Given information:
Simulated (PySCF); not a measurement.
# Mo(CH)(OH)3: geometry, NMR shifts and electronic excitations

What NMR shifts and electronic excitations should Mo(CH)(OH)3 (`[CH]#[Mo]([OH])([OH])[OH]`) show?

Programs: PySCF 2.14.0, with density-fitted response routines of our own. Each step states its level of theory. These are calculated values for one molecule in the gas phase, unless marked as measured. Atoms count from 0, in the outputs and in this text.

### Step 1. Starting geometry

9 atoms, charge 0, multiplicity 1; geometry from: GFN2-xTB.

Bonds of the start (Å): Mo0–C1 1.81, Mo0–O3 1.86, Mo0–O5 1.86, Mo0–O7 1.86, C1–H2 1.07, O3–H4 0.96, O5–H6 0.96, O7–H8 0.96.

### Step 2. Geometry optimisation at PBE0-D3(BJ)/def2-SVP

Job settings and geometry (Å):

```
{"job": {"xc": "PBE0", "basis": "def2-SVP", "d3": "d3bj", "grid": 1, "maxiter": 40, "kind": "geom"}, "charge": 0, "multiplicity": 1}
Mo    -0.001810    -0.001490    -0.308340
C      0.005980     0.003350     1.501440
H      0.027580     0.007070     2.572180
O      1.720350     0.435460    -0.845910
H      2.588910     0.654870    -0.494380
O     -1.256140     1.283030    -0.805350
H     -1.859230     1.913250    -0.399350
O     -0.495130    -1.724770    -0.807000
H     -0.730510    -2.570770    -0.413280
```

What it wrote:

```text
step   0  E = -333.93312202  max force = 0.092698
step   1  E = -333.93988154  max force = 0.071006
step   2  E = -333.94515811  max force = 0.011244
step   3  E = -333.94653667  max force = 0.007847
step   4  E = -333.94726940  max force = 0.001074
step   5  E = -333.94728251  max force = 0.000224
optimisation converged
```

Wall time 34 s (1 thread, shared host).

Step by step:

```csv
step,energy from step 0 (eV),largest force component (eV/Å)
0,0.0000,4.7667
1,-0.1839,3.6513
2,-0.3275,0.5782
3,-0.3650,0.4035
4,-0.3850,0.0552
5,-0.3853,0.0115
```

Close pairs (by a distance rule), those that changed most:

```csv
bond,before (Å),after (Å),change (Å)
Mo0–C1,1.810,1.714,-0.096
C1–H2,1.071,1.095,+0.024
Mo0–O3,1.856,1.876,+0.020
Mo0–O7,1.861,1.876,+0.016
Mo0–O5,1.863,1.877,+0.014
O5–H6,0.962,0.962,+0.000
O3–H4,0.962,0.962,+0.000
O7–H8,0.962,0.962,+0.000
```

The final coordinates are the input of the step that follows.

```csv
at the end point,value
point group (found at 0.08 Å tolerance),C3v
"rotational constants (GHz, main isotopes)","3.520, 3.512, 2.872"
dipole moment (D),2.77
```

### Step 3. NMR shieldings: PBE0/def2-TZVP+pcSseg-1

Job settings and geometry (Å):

Assigned task: Going down from the first line of the entries above, restate each line word for word until the line holding "9 atoms, charge" is done.

Answer section:
Simulated (PySCF); not a measurement.
# Mo(CH)(OH)3: geometry, NMR shifts and electronic excitations

What NMR shifts and electronic excitations should Mo(CH)(OH)3 (`[CH]#[Mo]([OH])([OH])[OH]`) show?

Programs: PySCF 2.14.0, with density-fitted response routines of our own. Each step states its level of theory. These are calculated values for one molecule in the gas phase, unless marked as measured. Atoms count from 0, in the outputs and in this text.

### Step 1. Starting geometry

9 atoms, charge 0, multiplicity 1; geometry from: GFN2-xTB.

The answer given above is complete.